** Given entries follows **
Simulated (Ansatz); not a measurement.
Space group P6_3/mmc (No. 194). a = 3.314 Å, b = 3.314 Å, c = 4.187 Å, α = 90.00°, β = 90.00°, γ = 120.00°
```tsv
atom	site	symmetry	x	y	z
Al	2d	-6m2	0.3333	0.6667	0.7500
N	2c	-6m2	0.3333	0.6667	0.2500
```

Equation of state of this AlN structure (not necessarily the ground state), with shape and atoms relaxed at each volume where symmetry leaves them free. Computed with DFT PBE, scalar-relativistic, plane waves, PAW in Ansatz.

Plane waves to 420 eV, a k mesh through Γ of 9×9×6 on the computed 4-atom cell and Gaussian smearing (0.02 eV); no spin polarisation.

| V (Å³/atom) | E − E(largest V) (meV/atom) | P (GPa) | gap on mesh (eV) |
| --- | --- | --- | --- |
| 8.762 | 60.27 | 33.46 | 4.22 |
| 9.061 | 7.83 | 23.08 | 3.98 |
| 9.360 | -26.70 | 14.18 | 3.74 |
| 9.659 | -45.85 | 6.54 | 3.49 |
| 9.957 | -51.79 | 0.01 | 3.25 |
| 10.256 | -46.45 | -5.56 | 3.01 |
** End of Given entries **

Requirement: Write out the whole listing above once more, exactly.

Written response:
Simulated (Ansatz); not a measurement.
Space group P6_3/mmc (No. 194). a = 3.314 Å, b = 3.314 Å, c = 4.187 Å, α = 90.00°, β = 90.00°, γ = 120.00°
```tsv
atom	site	symmetry	x	y	z
Al	2d	-6m2	0.3333	0.6667	0.7500
N	2c	-6m2	0.3333	0.6667	0.2500
```

Equation of state of this AlN structure (not necessarily the ground state), with shape and atoms relaxed at each volume where symmetry leaves them free. Computed with DFT PBE, scalar-relativistic, plane waves, PAW in Ansatz.

Plane waves to 420 eV, a k mesh through Γ of 9×9×6 on the computed 4-atom cell and Gaussian smearing (0.02 eV); no spin polarisation.

| V (Å³/atom) | E − E(largest V) (meV/atom) | P (GPa) | gap on mesh (eV) |
| --- | --- | --- | --- |
| 8.762 | 60.27 | 33.46 | 4.22 |
| 9.061 | 7.83 | 23.08 | 3.98 |
| 9.360 | -26.70 | 14.18 | 3.74 |
| 9.659 | -45.85 | 6.54 | 3.49 |
| 9.957 | -51.79 | 0.01 | 3.25 |
| 10.256 | -46.45 | -5.56 | 3.01 |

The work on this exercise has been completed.